- - -

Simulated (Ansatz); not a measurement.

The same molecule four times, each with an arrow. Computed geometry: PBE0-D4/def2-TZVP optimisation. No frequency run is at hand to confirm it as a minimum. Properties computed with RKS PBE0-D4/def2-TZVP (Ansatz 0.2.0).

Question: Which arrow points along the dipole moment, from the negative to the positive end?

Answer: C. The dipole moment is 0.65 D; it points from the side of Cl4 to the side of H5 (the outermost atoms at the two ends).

- - -

*WORK ORDER*: Return every line of the listing, word for word.

*ANSWER SECTION*:
Simulated (Ansatz); not a measurement.

The same molecule four times, each with an arrow. Computed geometry: PBE0-D4/def2-TZVP optimisation. No frequency run is at hand to confirm it as a minimum. Properties computed with RKS PBE0-D4/def2-TZVP (Ansatz 0.2.0).

Question: Which arrow points along the dipole moment, from the negative to the positive end?

Answer: C. The dipole moment is 0.65 D; it points from the side of Cl4 to the side of H5 (the outermost atoms at the two ends).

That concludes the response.